### ENTRIES PROVIDED
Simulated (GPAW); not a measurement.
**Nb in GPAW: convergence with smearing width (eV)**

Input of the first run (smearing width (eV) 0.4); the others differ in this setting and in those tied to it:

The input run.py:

### BRIEF
Out of the data above, transcribe exactly and only the lines starting with the line that has "smearing width (eV)**" and going on through the line that has "Input of the", both included.

### TASK RESPONSE
**Nb in GPAW: convergence with smearing width (eV)**

Input of the first run (smearing width (eV) 0.4); the others differ in this setting and in those tied to it:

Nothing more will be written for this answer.